- _Assignment_: Beneath this instruction is a block of data; output from it exactly the lines that run from the one containing "The system is Si2Mo." through the one containing "Measurements of this", inclusive.

- _Raw data_:
◇ ◇ ◇ ◇ ◇
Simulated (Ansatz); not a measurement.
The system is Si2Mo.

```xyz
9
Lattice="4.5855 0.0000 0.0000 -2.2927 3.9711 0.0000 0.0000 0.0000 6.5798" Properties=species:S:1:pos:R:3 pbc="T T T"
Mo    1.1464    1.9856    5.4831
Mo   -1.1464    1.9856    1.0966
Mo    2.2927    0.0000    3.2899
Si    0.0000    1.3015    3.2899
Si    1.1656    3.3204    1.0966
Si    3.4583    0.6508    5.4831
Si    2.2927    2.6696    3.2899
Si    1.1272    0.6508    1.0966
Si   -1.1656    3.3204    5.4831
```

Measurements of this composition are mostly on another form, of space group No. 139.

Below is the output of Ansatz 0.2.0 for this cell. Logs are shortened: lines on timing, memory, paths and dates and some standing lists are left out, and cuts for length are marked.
◇ ◇ ◇ ◇ ◇

- _Response box_:
The system is Si2Mo.

```xyz
9
Lattice="4.5855 0.0000 0.0000 -2.2927 3.9711 0.0000 0.0000 0.0000 6.5798" Properties=species:S:1:pos:R:3 pbc="T T T"
Mo    1.1464    1.9856    5.4831
Mo   -1.1464    1.9856    1.0966
Mo    2.2927    0.0000    3.2899
Si    0.0000    1.3015    3.2899
Si    1.1656    3.3204    1.0966
Si    3.4583    0.6508    5.4831
Si    2.2927    2.6696    3.2899
Si    1.1272    0.6508    1.0966
Si   -1.1656    3.3204    5.4831
```

Measurements of this composition are mostly on another form, of space group No. 139.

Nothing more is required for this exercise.